WORK ITEM ::
Only one stretch of the data below is wanted: the lines from the one with "No stereocentre is" through the one with "Question: Which excitations", repeated exactly.

** SUPPLIED INFORMATION follows **

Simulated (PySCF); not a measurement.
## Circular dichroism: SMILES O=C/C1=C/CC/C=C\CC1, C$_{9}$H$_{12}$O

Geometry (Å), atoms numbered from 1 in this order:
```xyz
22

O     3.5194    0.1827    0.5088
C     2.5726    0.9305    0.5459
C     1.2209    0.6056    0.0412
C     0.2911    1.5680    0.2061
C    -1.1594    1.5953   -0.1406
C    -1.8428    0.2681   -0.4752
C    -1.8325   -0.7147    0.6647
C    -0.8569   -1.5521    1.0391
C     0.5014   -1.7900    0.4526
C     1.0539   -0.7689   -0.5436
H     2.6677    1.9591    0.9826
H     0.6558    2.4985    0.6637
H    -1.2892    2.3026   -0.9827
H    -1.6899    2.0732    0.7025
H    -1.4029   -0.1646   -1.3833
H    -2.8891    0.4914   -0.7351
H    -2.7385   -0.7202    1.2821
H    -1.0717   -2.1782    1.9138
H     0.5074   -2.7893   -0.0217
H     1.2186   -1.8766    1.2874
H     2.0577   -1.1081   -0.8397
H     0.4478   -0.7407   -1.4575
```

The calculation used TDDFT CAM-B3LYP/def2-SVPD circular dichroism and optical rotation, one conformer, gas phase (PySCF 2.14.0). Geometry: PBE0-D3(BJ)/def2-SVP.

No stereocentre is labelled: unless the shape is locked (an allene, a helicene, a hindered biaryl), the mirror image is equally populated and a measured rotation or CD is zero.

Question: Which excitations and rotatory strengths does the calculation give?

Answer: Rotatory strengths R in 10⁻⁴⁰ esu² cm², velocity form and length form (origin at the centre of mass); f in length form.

** End of SUPPLIED INFORMATION **

TASK RESULT ::
No stereocentre is labelled: unless the shape is locked (an allene, a helicene, a hindered biaryl), the mirror image is equally populated and a measured rotation or CD is zero.

Question: Which excitations and rotatory strengths does the calculation give?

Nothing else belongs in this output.